── Extracted data
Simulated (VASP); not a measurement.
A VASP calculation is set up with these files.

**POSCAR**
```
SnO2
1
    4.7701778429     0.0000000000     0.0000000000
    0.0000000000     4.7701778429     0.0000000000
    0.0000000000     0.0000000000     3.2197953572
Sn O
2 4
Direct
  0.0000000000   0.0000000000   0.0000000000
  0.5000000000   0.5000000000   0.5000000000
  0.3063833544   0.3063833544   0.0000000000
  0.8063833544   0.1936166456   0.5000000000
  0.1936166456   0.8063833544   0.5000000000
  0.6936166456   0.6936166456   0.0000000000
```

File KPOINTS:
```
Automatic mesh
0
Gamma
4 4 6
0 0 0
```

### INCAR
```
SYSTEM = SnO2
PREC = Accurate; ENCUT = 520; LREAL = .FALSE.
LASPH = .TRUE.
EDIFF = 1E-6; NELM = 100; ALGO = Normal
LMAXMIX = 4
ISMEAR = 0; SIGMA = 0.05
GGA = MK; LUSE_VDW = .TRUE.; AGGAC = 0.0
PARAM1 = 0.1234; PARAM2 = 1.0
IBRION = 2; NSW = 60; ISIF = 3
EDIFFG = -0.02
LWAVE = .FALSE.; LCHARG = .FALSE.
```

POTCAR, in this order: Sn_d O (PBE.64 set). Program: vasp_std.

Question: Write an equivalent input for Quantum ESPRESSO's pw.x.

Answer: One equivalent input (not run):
────

*Work item:* Copy the full listing verbatim.

*Written reply:*
Simulated (VASP); not a measurement.
A VASP calculation is set up with these files.

**POSCAR**
```
SnO2
1
    4.7701778429     0.0000000000     0.0000000000
    0.0000000000     4.7701778429     0.0000000000
    0.0000000000     0.0000000000     3.2197953572
Sn O
2 4
Direct
  0.0000000000   0.0000000000   0.0000000000
  0.5000000000   0.5000000000   0.5000000000
  0.3063833544   0.3063833544   0.0000000000
  0.8063833544   0.1936166456   0.5000000000
  0.1936166456   0.8063833544   0.5000000000
  0.6936166456   0.6936166456   0.0000000000
```

File KPOINTS:
```
Automatic mesh
0
Gamma
4 4 6
0 0 0
```

### INCAR
```
SYSTEM = SnO2
PREC = Accurate; ENCUT = 520; LREAL = .FALSE.
LASPH = .TRUE.
EDIFF = 1E-6; NELM = 100; ALGO = Normal
LMAXMIX = 4
ISMEAR = 0; SIGMA = 0.05
GGA = MK; LUSE_VDW = .TRUE.; AGGAC = 0.0
PARAM1 = 0.1234; PARAM2 = 1.0
IBRION = 2; NSW = 60; ISIF = 3
EDIFFG = -0.02
LWAVE = .FALSE.; LCHARG = .FALSE.
```

POTCAR, in this order: Sn_d O (PBE.64 set). Program: vasp_std.

Question: Write an equivalent input for Quantum ESPRESSO's pw.x.

Answer: One equivalent input (not run):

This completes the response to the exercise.